**BRIEF:** Reproduce the records below word for word.

**RECORDED DATA:**
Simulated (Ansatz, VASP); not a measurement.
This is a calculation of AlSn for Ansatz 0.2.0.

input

**TASK ANSWER:**
Simulated (Ansatz, VASP); not a measurement.
This is a calculation of AlSn for Ansatz 0.2.0.

input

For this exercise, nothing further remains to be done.